**** RECORDED INFORMATION

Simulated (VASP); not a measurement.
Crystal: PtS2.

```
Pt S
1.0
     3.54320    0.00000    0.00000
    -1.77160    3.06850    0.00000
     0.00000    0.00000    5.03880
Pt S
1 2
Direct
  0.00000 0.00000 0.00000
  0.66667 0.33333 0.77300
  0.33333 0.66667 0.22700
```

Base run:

********

**WORK TASK**.
Transcribe all the material, making sure each line matches the original.

**RESPONSE BOX**.
Simulated (VASP); not a measurement.
Crystal: PtS2.

```
Pt S
1.0
     3.54320    0.00000    0.00000
    -1.77160    3.06850    0.00000
     0.00000    0.00000    5.03880
Pt S
1 2
Direct
  0.00000 0.00000 0.00000
  0.66667 0.33333 0.77300
  0.33333 0.66667 0.22700
```

Base run:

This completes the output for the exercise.